→ **Material supplied**
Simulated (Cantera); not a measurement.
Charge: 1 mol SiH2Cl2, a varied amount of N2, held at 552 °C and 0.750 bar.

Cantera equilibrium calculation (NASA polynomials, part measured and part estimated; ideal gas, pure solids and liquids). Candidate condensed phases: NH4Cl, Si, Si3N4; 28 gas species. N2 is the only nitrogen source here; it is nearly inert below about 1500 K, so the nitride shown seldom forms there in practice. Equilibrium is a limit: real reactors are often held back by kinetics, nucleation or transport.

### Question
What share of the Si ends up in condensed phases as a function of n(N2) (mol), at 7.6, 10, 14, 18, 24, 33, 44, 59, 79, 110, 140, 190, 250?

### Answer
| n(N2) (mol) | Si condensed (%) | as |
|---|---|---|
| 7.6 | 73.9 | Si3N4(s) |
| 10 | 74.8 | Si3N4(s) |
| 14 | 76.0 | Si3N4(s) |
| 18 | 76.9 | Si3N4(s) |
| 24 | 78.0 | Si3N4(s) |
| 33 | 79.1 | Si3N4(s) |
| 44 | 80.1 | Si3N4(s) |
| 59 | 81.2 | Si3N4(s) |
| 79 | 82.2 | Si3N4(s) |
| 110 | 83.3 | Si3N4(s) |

→ **Action item**
Could you retype all of the entries, leaving every character unchanged?

→ **Problem solution**
Simulated (Cantera); not a measurement.
Charge: 1 mol SiH2Cl2, a varied amount of N2, held at 552 °C and 0.750 bar.

Cantera equilibrium calculation (NASA polynomials, part measured and part estimated; ideal gas, pure solids and liquids). Candidate condensed phases: NH4Cl, Si, Si3N4; 28 gas species. N2 is the only nitrogen source here; it is nearly inert below about 1500 K, so the nitride shown seldom forms there in practice. Equilibrium is a limit: real reactors are often held back by kinetics, nucleation or transport.

### Question
What share of the Si ends up in condensed phases as a function of n(N2) (mol), at 7.6, 10, 14, 18, 24, 33, 44, 59, 79, 110, 140, 190, 250?

### Answer
| n(N2) (mol) | Si condensed (%) | as |
|---|---|---|
| 7.6 | 73.9 | Si3N4(s) |
| 10 | 74.8 | Si3N4(s) |
| 14 | 76.0 | Si3N4(s) |
| 18 | 76.9 | Si3N4(s) |
| 24 | 78.0 | Si3N4(s) |
| 33 | 79.1 | Si3N4(s) |
| 44 | 80.1 | Si3N4(s) |
| 59 | 81.2 | Si3N4(s) |
| 79 | 82.2 | Si3N4(s) |
| 110 | 83.3 | Si3N4(s) |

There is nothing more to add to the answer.